Work instruction:
Output the data below line for line, exactly, up to and including the line where "A: (a) -0.8; (b) 1.0." appears.

Record extracts:
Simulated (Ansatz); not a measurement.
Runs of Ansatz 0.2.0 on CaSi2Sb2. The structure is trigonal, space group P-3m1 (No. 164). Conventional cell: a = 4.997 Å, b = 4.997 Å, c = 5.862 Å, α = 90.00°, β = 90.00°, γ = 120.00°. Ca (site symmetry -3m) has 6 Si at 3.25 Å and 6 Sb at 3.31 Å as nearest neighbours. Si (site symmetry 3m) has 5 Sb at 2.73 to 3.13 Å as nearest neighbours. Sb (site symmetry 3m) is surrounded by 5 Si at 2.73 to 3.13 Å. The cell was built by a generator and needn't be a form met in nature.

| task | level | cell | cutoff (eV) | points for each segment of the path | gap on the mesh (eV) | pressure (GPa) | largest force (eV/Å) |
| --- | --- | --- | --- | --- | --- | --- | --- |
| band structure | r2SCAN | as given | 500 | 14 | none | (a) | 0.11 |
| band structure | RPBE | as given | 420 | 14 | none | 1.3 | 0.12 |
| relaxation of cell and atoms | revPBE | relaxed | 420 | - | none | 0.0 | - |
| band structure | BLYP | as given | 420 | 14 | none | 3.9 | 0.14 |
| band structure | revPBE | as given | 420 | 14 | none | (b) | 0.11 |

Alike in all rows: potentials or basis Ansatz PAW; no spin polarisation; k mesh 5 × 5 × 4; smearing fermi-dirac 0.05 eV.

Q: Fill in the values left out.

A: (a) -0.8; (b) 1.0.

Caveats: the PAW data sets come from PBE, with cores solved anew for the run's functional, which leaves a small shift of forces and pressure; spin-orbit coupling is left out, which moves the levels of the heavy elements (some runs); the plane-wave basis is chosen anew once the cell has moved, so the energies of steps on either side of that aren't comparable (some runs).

Task answer:
Simulated (Ansatz); not a measurement.
Runs of Ansatz 0.2.0 on CaSi2Sb2. The structure is trigonal, space group P-3m1 (No. 164). Conventional cell: a = 4.997 Å, b = 4.997 Å, c = 5.862 Å, α = 90.00°, β = 90.00°, γ = 120.00°. Ca (site symmetry -3m) has 6 Si at 3.25 Å and 6 Sb at 3.31 Å as nearest neighbours. Si (site symmetry 3m) has 5 Sb at 2.73 to 3.13 Å as nearest neighbours. Sb (site symmetry 3m) is surrounded by 5 Si at 2.73 to 3.13 Å. The cell was built by a generator and needn't be a form met in nature.

| task | level | cell | cutoff (eV) | points for each segment of the path | gap on the mesh (eV) | pressure (GPa) | largest force (eV/Å) |
| --- | --- | --- | --- | --- | --- | --- | --- |
| band structure | r2SCAN | as given | 500 | 14 | none | (a) | 0.11 |
| band structure | RPBE | as given | 420 | 14 | none | 1.3 | 0.12 |
| relaxation of cell and atoms | revPBE | relaxed | 420 | - | none | 0.0 | - |
| band structure | BLYP | as given | 420 | 14 | none | 3.9 | 0.14 |
| band structure | revPBE | as given | 420 | 14 | none | (b) | 0.11 |

Alike in all rows: potentials or basis Ansatz PAW; no spin polarisation; k mesh 5 × 5 × 4; smearing fermi-dirac 0.05 eV.

Q: Fill in the values left out.

A: (a) -0.8; (b) 1.0.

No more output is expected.